- _ASSIGNMENT_: From the first line of the entries below, reproduce everything exactly through the line with "A run of OpenMX", and nothing more.

::::
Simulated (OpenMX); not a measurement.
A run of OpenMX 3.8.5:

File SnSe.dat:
::::

- _YOUR SOLUTION_:
Simulated (OpenMX); not a measurement.
A run of OpenMX 3.8.5:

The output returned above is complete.